_Assignment_: From the entries below, please output exactly the lines starting at the one containing "negative means exothermic)." and ending at the one containing "Gas-phase diatomics only", both included.

_Given records_:
= = = = =
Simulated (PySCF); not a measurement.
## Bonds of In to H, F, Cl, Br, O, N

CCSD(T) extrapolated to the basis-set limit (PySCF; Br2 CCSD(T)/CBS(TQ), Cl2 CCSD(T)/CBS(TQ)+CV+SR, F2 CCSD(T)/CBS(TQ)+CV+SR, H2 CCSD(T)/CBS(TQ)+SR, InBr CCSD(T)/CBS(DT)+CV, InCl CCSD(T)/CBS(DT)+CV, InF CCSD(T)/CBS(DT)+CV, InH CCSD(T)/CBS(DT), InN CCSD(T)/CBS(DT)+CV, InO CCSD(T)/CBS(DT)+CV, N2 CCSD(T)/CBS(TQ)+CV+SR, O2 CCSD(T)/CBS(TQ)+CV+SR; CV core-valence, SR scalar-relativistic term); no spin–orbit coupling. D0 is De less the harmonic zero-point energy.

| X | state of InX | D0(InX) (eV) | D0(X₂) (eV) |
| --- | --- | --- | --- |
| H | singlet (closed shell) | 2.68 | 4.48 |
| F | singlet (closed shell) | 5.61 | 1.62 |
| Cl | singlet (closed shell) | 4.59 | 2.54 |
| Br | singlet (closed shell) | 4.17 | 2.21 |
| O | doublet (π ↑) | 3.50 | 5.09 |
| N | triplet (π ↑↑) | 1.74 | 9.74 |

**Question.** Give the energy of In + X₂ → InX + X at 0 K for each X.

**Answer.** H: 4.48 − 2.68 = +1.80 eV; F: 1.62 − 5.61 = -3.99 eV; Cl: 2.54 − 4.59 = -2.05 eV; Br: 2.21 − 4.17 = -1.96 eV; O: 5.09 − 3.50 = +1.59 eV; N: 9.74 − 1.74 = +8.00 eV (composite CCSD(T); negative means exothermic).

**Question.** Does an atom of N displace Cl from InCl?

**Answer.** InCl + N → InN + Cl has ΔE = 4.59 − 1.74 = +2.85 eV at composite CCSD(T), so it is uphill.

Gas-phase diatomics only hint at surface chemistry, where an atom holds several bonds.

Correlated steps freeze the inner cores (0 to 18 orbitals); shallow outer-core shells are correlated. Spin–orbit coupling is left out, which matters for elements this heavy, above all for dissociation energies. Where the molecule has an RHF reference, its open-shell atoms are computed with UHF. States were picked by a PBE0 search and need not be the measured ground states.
= = = = =

_Your response_:
**Answer.** H: 4.48 − 2.68 = +1.80 eV; F: 1.62 − 5.61 = -3.99 eV; Cl: 2.54 − 4.59 = -2.05 eV; Br: 2.21 − 4.17 = -1.96 eV; O: 5.09 − 3.50 = +1.59 eV; N: 9.74 − 1.74 = +8.00 eV (composite CCSD(T); negative means exothermic).

**Question.** Does an atom of N displace Cl from InCl?

**Answer.** InCl + N → InN + Cl has ΔE = 4.59 − 1.74 = +2.85 eV at composite CCSD(T), so it is uphill.

Gas-phase diatomics only hint at surface chemistry, where an atom holds several bonds.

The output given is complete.